> _INFORMATION SUPPLIED_
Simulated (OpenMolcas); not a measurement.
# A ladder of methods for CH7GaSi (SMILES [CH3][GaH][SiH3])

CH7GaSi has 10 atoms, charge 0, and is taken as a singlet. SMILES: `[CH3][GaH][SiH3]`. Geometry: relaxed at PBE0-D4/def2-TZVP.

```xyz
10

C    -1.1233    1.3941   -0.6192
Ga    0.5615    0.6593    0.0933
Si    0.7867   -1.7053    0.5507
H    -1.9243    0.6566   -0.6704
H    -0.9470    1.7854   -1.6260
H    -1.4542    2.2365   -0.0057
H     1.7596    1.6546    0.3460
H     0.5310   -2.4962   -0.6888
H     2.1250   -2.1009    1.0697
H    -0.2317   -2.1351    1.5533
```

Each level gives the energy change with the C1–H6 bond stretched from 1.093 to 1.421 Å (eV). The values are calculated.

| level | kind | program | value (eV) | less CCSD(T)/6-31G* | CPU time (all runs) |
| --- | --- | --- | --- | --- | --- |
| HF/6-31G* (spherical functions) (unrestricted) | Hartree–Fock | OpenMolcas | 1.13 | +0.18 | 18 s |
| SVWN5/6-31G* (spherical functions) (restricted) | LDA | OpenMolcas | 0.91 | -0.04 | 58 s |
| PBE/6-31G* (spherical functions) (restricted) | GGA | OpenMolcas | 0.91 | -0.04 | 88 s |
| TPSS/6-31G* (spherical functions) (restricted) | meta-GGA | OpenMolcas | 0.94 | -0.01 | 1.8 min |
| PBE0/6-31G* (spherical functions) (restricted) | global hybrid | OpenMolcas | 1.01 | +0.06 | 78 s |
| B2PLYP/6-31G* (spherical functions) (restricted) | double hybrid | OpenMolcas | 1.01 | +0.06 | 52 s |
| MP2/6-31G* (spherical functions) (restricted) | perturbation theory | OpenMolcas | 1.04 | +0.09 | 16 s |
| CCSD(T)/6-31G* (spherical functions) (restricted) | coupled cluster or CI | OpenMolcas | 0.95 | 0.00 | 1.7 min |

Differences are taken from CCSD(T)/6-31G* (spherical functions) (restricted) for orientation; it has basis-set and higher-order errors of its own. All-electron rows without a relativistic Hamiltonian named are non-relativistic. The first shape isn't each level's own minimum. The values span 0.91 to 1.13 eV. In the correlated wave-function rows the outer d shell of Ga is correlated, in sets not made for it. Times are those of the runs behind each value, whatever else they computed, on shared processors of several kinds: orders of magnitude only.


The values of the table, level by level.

> _WORK INSTRUCTION_
Stopping at the line containing "-0.04 | 88 s |", please repeat exactly every line from the very start of the entries, that line included, and nothing more.

> _TASK SOLUTION_
Simulated (OpenMolcas); not a measurement.
# A ladder of methods for CH7GaSi (SMILES [CH3][GaH][SiH3])

CH7GaSi has 10 atoms, charge 0, and is taken as a singlet. SMILES: `[CH3][GaH][SiH3]`. Geometry: relaxed at PBE0-D4/def2-TZVP.

```xyz
10

C    -1.1233    1.3941   -0.6192
Ga    0.5615    0.6593    0.0933
Si    0.7867   -1.7053    0.5507
H    -1.9243    0.6566   -0.6704
H    -0.9470    1.7854   -1.6260
H    -1.4542    2.2365   -0.0057
H     1.7596    1.6546    0.3460
H     0.5310   -2.4962   -0.6888
H     2.1250   -2.1009    1.0697
H    -0.2317   -2.1351    1.5533
```

Each level gives the energy change with the C1–H6 bond stretched from 1.093 to 1.421 Å (eV). The values are calculated.

| level | kind | program | value (eV) | less CCSD(T)/6-31G* | CPU time (all runs) |
| --- | --- | --- | --- | --- | --- |
| HF/6-31G* (spherical functions) (unrestricted) | Hartree–Fock | OpenMolcas | 1.13 | +0.18 | 18 s |
| SVWN5/6-31G* (spherical functions) (restricted) | LDA | OpenMolcas | 0.91 | -0.04 | 58 s |
| PBE/6-31G* (spherical functions) (restricted) | GGA | OpenMolcas | 0.91 | -0.04 | 88 s |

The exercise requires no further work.